DATA SHOWN below:

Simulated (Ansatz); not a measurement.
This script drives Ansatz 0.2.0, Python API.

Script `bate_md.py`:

End of DATA SHOWN.

▸ **ACTION ITEM**:
Extract each line of the listing above, copying it word for word.

▸ **YOUR RESPONSE**:
Simulated (Ansatz); not a measurement.
This script drives Ansatz 0.2.0, Python API.

Script `bate_md.py`:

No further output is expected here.